The data
================

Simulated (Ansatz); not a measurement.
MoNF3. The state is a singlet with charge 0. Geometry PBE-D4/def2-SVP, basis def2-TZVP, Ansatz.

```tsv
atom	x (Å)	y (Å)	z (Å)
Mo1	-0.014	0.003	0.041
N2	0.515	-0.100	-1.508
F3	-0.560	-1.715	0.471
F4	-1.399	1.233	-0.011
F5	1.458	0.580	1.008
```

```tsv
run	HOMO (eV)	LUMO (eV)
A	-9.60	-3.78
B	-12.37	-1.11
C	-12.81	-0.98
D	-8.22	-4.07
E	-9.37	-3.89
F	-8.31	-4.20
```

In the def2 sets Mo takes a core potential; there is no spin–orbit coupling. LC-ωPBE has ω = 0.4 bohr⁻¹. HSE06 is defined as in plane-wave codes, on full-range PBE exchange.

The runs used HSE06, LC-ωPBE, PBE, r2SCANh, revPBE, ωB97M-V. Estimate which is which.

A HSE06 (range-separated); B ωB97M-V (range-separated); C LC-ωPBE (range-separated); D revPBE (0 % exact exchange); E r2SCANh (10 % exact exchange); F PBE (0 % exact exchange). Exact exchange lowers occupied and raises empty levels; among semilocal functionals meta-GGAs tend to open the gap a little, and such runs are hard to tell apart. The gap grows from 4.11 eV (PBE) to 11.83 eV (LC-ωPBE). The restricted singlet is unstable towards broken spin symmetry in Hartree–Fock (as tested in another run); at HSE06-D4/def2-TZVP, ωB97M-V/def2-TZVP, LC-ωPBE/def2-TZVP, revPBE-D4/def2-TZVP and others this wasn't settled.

================

Brief
Send back an exact copy of only the lines from the line with "MoNF3. The state" up to and including the line with "In the def2" in the data above.

Solution
MoNF3. The state is a singlet with charge 0. Geometry PBE-D4/def2-SVP, basis def2-TZVP, Ansatz.

```tsv
atom	x (Å)	y (Å)	z (Å)
Mo1	-0.014	0.003	0.041
N2	0.515	-0.100	-1.508
F3	-0.560	-1.715	0.471
F4	-1.399	1.233	-0.011
F5	1.458	0.580	1.008
```

```tsv
run	HOMO (eV)	LUMO (eV)
A	-9.60	-3.78
B	-12.37	-1.11
C	-12.81	-0.98
D	-8.22	-4.07
E	-9.37	-3.89
F	-8.31	-4.20
```

In the def2 sets Mo takes a core potential; there is no spin–orbit coupling. LC-ωPBE has ω = 0.4 bohr⁻¹. HSE06 is defined as in plane-wave codes, on full-range PBE exchange.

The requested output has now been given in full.